> [Stored data]
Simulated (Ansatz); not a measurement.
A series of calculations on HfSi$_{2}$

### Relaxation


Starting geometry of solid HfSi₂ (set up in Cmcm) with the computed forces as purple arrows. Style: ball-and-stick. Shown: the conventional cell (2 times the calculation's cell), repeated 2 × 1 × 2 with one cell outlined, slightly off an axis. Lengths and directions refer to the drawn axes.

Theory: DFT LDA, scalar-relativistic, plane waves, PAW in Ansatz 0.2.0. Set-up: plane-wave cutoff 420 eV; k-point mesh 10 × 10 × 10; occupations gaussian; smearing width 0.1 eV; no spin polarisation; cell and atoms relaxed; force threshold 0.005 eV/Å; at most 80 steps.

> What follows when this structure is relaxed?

> [Assignment]
Copy the entries above exactly, so that each line matches the original.

> [Response]
Simulated (Ansatz); not a measurement.
A series of calculations on HfSi$_{2}$

### Relaxation


Starting geometry of solid HfSi₂ (set up in Cmcm) with the computed forces as purple arrows. Style: ball-and-stick. Shown: the conventional cell (2 times the calculation's cell), repeated 2 × 1 × 2 with one cell outlined, slightly off an axis. Lengths and directions refer to the drawn axes.

Theory: DFT LDA, scalar-relativistic, plane waves, PAW in Ansatz 0.2.0. Set-up: plane-wave cutoff 420 eV; k-point mesh 10 × 10 × 10; occupations gaussian; smearing width 0.1 eV; no spin polarisation; cell and atoms relaxed; force threshold 0.005 eV/Å; at most 80 steps.

> What follows when this structure is relaxed?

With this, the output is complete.